** Extracted records **
━━━━━━━━━━━━━━━━

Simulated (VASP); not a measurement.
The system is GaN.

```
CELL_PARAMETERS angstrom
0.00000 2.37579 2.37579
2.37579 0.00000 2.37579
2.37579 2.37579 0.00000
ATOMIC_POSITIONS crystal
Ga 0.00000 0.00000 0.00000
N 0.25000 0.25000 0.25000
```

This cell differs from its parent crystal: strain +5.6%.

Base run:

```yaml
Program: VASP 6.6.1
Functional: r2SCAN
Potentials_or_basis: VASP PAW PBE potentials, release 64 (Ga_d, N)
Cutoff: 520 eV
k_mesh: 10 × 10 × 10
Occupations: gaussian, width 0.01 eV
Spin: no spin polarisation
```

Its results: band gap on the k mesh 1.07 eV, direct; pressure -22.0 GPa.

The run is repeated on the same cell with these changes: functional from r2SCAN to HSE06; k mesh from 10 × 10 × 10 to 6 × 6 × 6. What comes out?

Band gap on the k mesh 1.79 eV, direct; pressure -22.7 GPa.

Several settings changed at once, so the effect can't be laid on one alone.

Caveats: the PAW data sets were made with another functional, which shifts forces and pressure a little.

━━━━━━━━━━━━━━━━

Set down the lines of the listing word for word, from its first line through the line containing "This cell differs". Both of those lines belong in the answer, and no others do.

** Response box **
Simulated (VASP); not a measurement.
The system is GaN.

```
CELL_PARAMETERS angstrom
0.00000 2.37579 2.37579
2.37579 0.00000 2.37579
2.37579 2.37579 0.00000
ATOMIC_POSITIONS crystal
Ga 0.00000 0.00000 0.00000
N 0.25000 0.25000 0.25000
```

This cell differs from its parent crystal: strain +5.6%.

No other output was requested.